**ENTRIES SHOWN**
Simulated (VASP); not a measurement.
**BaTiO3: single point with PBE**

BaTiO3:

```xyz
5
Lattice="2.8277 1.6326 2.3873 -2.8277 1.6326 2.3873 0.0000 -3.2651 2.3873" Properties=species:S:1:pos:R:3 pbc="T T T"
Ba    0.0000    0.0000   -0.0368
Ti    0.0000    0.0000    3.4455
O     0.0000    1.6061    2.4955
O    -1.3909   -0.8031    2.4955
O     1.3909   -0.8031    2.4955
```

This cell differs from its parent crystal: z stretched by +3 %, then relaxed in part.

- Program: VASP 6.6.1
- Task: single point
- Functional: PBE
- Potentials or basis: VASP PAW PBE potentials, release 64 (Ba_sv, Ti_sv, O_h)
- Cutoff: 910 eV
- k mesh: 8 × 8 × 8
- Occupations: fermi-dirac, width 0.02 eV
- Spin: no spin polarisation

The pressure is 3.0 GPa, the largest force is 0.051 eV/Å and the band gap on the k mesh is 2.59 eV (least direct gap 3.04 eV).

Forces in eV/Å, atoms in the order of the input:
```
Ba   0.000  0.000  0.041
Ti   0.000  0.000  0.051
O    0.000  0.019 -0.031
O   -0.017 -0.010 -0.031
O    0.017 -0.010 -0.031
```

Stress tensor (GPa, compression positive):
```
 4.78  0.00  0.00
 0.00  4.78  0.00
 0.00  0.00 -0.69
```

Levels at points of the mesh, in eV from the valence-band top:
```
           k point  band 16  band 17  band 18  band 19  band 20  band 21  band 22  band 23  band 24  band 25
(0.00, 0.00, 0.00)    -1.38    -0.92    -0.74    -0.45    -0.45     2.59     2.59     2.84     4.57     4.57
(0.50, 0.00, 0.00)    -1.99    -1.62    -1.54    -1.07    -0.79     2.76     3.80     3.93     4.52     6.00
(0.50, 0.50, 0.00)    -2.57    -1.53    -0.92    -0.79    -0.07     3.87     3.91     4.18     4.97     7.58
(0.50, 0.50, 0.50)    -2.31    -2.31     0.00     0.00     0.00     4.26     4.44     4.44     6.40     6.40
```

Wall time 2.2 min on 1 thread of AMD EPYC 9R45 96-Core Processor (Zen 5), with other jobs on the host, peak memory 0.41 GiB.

**ACTION ITEM**
Repeat, word for word, the lines above between the line holding "point with PBE**" and the line holding "- Task: single point", inclusive; omit everything else.

**EXERCISE RESPONSE**
**BaTiO3: single point with PBE**

BaTiO3:

```xyz
5
Lattice="2.8277 1.6326 2.3873 -2.8277 1.6326 2.3873 0.0000 -3.2651 2.3873" Properties=species:S:1:pos:R:3 pbc="T T T"
Ba    0.0000    0.0000   -0.0368
Ti    0.0000    0.0000    3.4455
O     0.0000    1.6061    2.4955
O    -1.3909   -0.8031    2.4955
O     1.3909   -0.8031    2.4955
```

This cell differs from its parent crystal: z stretched by +3 %, then relaxed in part.

- Program: VASP 6.6.1
- Task: single point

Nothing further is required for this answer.